BEGIN Data for review
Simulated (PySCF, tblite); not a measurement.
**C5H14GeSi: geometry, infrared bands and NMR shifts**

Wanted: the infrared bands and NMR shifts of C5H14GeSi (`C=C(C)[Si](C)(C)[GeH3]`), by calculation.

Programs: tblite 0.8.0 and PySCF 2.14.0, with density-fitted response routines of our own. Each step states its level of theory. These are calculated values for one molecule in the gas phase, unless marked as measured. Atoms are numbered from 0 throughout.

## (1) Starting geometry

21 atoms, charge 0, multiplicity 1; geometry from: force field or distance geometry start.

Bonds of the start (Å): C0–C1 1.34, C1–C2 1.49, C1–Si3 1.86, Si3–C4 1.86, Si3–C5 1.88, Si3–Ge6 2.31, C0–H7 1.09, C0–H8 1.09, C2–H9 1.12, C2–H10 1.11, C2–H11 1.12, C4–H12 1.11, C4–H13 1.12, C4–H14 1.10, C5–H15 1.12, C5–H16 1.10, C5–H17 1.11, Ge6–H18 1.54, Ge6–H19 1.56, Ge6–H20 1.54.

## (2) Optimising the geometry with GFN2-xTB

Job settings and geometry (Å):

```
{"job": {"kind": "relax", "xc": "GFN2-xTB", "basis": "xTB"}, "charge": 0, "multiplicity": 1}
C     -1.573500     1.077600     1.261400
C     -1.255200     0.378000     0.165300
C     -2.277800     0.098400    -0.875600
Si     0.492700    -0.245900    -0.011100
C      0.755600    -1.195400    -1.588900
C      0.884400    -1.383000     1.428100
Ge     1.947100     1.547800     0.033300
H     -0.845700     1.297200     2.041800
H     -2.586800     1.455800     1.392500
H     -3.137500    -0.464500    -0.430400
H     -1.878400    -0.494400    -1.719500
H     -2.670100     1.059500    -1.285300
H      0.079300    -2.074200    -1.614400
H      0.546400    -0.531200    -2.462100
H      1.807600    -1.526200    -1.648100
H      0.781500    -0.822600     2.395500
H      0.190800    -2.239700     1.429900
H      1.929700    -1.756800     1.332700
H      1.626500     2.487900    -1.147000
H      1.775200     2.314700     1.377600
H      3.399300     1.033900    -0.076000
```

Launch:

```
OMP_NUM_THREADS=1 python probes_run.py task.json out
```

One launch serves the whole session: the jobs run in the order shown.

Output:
END Data for review

Work order: Your answer consists solely of the lines from the top of the records above through the line that contains "One launch serves", each echoed exactly.

Response box:
Simulated (PySCF, tblite); not a measurement.
**C5H14GeSi: geometry, infrared bands and NMR shifts**

Wanted: the infrared bands and NMR shifts of C5H14GeSi (`C=C(C)[Si](C)(C)[GeH3]`), by calculation.

Programs: tblite 0.8.0 and PySCF 2.14.0, with density-fitted response routines of our own. Each step states its level of theory. These are calculated values for one molecule in the gas phase, unless marked as measured. Atoms are numbered from 0 throughout.

## (1) Starting geometry

21 atoms, charge 0, multiplicity 1; geometry from: force field or distance geometry start.

Bonds of the start (Å): C0–C1 1.34, C1–C2 1.49, C1–Si3 1.86, Si3–C4 1.86, Si3–C5 1.88, Si3–Ge6 2.31, C0–H7 1.09, C0–H8 1.09, C2–H9 1.12, C2–H10 1.11, C2–H11 1.12, C4–H12 1.11, C4–H13 1.12, C4–H14 1.10, C5–H15 1.12, C5–H16 1.10, C5–H17 1.11, Ge6–H18 1.54, Ge6–H19 1.56, Ge6–H20 1.54.

## (2) Optimising the geometry with GFN2-xTB

Job settings and geometry (Å):

```
{"job": {"kind": "relax", "xc": "GFN2-xTB", "basis": "xTB"}, "charge": 0, "multiplicity": 1}
C     -1.573500     1.077600     1.261400
C     -1.255200     0.378000     0.165300
C     -2.277800     0.098400    -0.875600
Si     0.492700    -0.245900    -0.011100
C      0.755600    -1.195400    -1.588900
C      0.884400    -1.383000     1.428100
Ge     1.947100     1.547800     0.033300
H     -0.845700     1.297200     2.041800
H     -2.586800     1.455800     1.392500
H     -3.137500    -0.464500    -0.430400
H     -1.878400    -0.494400    -1.719500
H     -2.670100     1.059500    -1.285300
H      0.079300    -2.074200    -1.614400
H      0.546400    -0.531200    -2.462100
H      1.807600    -1.526200    -1.648100
H      0.781500    -0.822600     2.395500
H      0.190800    -2.239700     1.429900
H      1.929700    -1.756800     1.332700
H      1.626500     2.487900    -1.147000
H      1.775200     2.314700     1.377600
H      3.399300     1.033900    -0.076000
```

Launch:

```
OMP_NUM_THREADS=1 python probes_run.py task.json out
```

One launch serves the whole session: the jobs run in the order shown.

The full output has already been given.